Action item: Return all of the material, keeping each line exactly as it is.

Records shown:
#####
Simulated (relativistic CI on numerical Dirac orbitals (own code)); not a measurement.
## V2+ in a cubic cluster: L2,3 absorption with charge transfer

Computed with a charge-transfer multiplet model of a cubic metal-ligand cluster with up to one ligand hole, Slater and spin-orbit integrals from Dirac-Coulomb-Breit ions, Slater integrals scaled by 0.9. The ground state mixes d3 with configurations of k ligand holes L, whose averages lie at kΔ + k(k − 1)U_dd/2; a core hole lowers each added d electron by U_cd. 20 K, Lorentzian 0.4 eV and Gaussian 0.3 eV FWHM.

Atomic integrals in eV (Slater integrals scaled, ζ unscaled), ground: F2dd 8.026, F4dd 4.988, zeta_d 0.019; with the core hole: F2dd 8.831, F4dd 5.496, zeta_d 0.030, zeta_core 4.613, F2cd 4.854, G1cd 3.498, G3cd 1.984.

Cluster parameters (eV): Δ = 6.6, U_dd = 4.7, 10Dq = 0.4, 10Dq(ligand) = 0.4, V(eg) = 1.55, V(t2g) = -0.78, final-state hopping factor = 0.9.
#####

Response area:
Simulated (relativistic CI on numerical Dirac orbitals (own code)); not a measurement.
## V2+ in a cubic cluster: L2,3 absorption with charge transfer

Computed with a charge-transfer multiplet model of a cubic metal-ligand cluster with up to one ligand hole, Slater and spin-orbit integrals from Dirac-Coulomb-Breit ions, Slater integrals scaled by 0.9. The ground state mixes d3 with configurations of k ligand holes L, whose averages lie at kΔ + k(k − 1)U_dd/2; a core hole lowers each added d electron by U_cd. 20 K, Lorentzian 0.4 eV and Gaussian 0.3 eV FWHM.

Atomic integrals in eV (Slater integrals scaled, ζ unscaled), ground: F2dd 8.026, F4dd 4.988, zeta_d 0.019; with the core hole: F2dd 8.831, F4dd 5.496, zeta_d 0.030, zeta_core 4.613, F2cd 4.854, G1cd 3.498, G3cd 1.984.

Cluster parameters (eV): Δ = 6.6, U_dd = 4.7, 10Dq = 0.4, 10Dq(ligand) = 0.4, V(eg) = 1.55, V(t2g) = -0.78, final-state hopping factor = 0.9.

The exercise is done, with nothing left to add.